■ REQUIRED ACTION: Return every entry exactly.

■ PROVIDED RECORDS:
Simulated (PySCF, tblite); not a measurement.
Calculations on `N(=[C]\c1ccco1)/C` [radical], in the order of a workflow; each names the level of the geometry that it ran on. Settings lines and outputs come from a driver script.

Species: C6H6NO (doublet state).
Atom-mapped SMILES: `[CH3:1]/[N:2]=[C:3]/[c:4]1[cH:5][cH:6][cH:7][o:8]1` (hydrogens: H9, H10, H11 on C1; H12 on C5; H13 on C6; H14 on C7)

■ EXERCISE RESULT:
Simulated (PySCF, tblite); not a measurement.
Calculations on `N(=[C]\c1ccco1)/C` [radical], in the order of a workflow; each names the level of the geometry that it ran on. Settings lines and outputs come from a driver script.

Species: C6H6NO (doublet state).
Atom-mapped SMILES: `[CH3:1]/[N:2]=[C:3]/[c:4]1[cH:5][cH:6][cH:7][o:8]1` (hydrogens: H9, H10, H11 on C1; H12 on C5; H13 on C6; H14 on C7)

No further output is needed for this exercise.